▶ _WORK REQUEST_
Going down the listing below, print exactly each line from the one with "INCAR.step1" up to and including the one with "Potentials or basis: VASP", and skip the rest.

▶ _RECORDS SUPPLIED_
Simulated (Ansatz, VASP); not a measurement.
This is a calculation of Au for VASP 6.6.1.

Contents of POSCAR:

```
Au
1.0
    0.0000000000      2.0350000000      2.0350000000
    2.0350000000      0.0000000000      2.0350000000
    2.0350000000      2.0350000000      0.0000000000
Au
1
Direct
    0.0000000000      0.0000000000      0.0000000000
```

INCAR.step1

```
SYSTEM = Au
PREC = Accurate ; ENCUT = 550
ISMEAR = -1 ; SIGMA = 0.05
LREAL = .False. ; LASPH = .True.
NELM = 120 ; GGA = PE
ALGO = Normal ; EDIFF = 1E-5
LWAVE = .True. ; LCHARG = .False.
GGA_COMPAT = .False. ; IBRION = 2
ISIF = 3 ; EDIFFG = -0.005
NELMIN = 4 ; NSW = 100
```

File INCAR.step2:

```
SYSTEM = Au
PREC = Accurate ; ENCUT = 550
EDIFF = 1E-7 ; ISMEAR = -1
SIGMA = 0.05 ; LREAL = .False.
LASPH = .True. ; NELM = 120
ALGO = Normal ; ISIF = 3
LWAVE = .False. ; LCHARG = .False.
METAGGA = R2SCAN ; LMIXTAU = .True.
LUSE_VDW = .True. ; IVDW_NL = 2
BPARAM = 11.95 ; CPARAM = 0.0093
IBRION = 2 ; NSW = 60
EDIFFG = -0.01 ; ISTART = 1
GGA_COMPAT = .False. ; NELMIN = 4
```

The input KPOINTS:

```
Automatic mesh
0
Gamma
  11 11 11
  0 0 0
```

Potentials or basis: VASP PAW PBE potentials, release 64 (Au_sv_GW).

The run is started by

▶ _TASK OUTPUT_
INCAR.step1

```
SYSTEM = Au
PREC = Accurate ; ENCUT = 550
ISMEAR = -1 ; SIGMA = 0.05
LREAL = .False. ; LASPH = .True.
NELM = 120 ; GGA = PE
ALGO = Normal ; EDIFF = 1E-5
LWAVE = .True. ; LCHARG = .False.
GGA_COMPAT = .False. ; IBRION = 2
ISIF = 3 ; EDIFFG = -0.005
NELMIN = 4 ; NSW = 100
```

File INCAR.step2:

```
SYSTEM = Au
PREC = Accurate ; ENCUT = 550
EDIFF = 1E-7 ; ISMEAR = -1
SIGMA = 0.05 ; LREAL = .False.
LASPH = .True. ; NELM = 120
ALGO = Normal ; ISIF = 3
LWAVE = .False. ; LCHARG = .False.
METAGGA = R2SCAN ; LMIXTAU = .True.
LUSE_VDW = .True. ; IVDW_NL = 2
BPARAM = 11.95 ; CPARAM = 0.0093
IBRION = 2 ; NSW = 60
EDIFFG = -0.01 ; ISTART = 1
GGA_COMPAT = .False. ; NELMIN = 4
```

The input KPOINTS:

```
Automatic mesh
0
Gamma
  11 11 11
  0 0 0
```

Potentials or basis: VASP PAW PBE potentials, release 64 (Au_sv_GW).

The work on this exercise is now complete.